*Activity*:
From the records below, set down exactly the lines starting with the line that contains "at 3 levels**" and going on through the line that contains "HF/def2-SVP (run 1)**". Nothing else is wanted.

------------------------------

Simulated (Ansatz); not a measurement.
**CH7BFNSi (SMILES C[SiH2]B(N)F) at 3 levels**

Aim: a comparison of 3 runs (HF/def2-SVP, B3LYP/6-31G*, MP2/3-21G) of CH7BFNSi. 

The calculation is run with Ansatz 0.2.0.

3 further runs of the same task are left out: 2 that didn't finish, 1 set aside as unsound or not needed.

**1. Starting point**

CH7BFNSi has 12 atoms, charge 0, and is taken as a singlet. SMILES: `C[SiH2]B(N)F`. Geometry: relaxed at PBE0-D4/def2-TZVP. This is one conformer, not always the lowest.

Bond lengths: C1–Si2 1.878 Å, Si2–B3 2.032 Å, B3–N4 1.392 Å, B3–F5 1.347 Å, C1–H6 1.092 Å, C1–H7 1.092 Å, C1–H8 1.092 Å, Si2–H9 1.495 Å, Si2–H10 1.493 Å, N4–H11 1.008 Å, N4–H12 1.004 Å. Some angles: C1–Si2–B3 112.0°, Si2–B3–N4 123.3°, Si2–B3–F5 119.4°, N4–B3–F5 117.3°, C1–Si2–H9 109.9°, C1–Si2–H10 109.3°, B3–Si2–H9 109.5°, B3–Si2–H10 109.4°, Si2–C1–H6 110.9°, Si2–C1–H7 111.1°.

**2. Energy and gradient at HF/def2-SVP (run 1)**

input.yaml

------------------------------

*Exercise answer*:
**CH7BFNSi (SMILES C[SiH2]B(N)F) at 3 levels**

Aim: a comparison of 3 runs (HF/def2-SVP, B3LYP/6-31G*, MP2/3-21G) of CH7BFNSi. 

The calculation is run with Ansatz 0.2.0.

3 further runs of the same task are left out: 2 that didn't finish, 1 set aside as unsound or not needed.

**1. Starting point**

CH7BFNSi has 12 atoms, charge 0, and is taken as a singlet. SMILES: `C[SiH2]B(N)F`. Geometry: relaxed at PBE0-D4/def2-TZVP. This is one conformer, not always the lowest.

Bond lengths: C1–Si2 1.878 Å, Si2–B3 2.032 Å, B3–N4 1.392 Å, B3–F5 1.347 Å, C1–H6 1.092 Å, C1–H7 1.092 Å, C1–H8 1.092 Å, Si2–H9 1.495 Å, Si2–H10 1.493 Å, N4–H11 1.008 Å, N4–H12 1.004 Å. Some angles: C1–Si2–B3 112.0°, Si2–B3–N4 123.3°, Si2–B3–F5 119.4°, N4–B3–F5 117.3°, C1–Si2–H9 109.9°, C1–Si2–H10 109.3°, B3–Si2–H9 109.5°, B3–Si2–H10 109.4°, Si2–C1–H6 110.9°, Si2–C1–H7 111.1°.

**2. Energy and gradient at HF/def2-SVP (run 1)**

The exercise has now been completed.